RECORD EXCERPTS >>
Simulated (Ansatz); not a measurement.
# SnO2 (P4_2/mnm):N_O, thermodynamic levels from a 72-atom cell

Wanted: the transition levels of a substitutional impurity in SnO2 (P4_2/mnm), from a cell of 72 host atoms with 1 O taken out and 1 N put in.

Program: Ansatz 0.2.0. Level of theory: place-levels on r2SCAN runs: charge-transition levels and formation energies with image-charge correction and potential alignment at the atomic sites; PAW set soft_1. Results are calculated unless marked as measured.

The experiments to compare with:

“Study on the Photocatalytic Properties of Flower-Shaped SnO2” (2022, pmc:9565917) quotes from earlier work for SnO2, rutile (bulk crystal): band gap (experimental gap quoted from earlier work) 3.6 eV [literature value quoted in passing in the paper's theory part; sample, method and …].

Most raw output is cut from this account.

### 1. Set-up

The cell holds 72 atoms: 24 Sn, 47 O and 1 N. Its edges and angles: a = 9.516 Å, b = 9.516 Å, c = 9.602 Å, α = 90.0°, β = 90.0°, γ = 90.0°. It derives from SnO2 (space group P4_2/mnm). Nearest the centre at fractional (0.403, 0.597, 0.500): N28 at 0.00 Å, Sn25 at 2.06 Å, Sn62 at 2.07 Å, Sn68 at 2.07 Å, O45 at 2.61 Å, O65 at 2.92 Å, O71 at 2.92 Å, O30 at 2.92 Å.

BRIEF >> Return the material in full, restating each entry word for word.

EXERCISE ANSWER >>
Simulated (Ansatz); not a measurement.
# SnO2 (P4_2/mnm):N_O, thermodynamic levels from a 72-atom cell

Wanted: the transition levels of a substitutional impurity in SnO2 (P4_2/mnm), from a cell of 72 host atoms with 1 O taken out and 1 N put in.

Program: Ansatz 0.2.0. Level of theory: place-levels on r2SCAN runs: charge-transition levels and formation energies with image-charge correction and potential alignment at the atomic sites; PAW set soft_1. Results are calculated unless marked as measured.

The experiments to compare with:

“Study on the Photocatalytic Properties of Flower-Shaped SnO2” (2022, pmc:9565917) quotes from earlier work for SnO2, rutile (bulk crystal): band gap (experimental gap quoted from earlier work) 3.6 eV [literature value quoted in passing in the paper's theory part; sample, method and …].

Most raw output is cut from this account.

### 1. Set-up

The cell holds 72 atoms: 24 Sn, 47 O and 1 N. Its edges and angles: a = 9.516 Å, b = 9.516 Å, c = 9.602 Å, α = 90.0°, β = 90.0°, γ = 90.0°. It derives from SnO2 (space group P4_2/mnm). Nearest the centre at fractional (0.403, 0.597, 0.500): N28 at 0.00 Å, Sn25 at 2.06 Å, Sn62 at 2.07 Å, Sn68 at 2.07 Å, O45 at 2.61 Å, O65 at 2.92 Å, O71 at 2.92 Å, O30 at 2.92 Å.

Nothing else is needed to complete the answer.